▸ REQUIRED ACTION:
Retype every line below precisely as it appears.

• • • •
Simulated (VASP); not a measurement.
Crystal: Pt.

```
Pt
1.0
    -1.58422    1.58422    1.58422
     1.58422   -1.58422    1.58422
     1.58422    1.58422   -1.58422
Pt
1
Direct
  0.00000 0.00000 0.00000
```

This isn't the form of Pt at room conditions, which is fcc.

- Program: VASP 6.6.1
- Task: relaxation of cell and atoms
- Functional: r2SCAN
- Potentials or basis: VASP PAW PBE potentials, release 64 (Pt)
• • • •

▸ EXPECTED ANSWER:
Simulated (VASP); not a measurement.
Crystal: Pt.

```
Pt
1.0
    -1.58422    1.58422    1.58422
     1.58422   -1.58422    1.58422
     1.58422    1.58422   -1.58422
Pt
1
Direct
  0.00000 0.00000 0.00000
```

This isn't the form of Pt at room conditions, which is fcc.

- Program: VASP 6.6.1
- Task: relaxation of cell and atoms
- Functional: r2SCAN
- Potentials or basis: VASP PAW PBE potentials, release 64 (Pt)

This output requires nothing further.